## Records shown
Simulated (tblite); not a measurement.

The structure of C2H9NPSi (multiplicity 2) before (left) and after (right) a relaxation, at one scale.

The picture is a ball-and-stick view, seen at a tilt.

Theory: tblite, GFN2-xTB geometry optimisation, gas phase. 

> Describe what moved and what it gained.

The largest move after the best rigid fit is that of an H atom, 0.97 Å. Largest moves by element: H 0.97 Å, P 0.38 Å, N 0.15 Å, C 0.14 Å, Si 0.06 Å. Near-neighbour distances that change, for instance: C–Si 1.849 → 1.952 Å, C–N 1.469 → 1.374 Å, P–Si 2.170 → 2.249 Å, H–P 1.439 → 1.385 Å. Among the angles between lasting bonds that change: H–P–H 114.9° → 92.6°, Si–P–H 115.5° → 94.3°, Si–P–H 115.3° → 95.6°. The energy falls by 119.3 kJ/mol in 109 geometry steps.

## Work order
Using the records above, copy word for word the line with "Theory: tblite, GFN2-xTB", the line with "what it gained.", and every line between them.

## Answer section
Theory: tblite, GFN2-xTB geometry optimisation, gas phase. 

> Describe what moved and what it gained.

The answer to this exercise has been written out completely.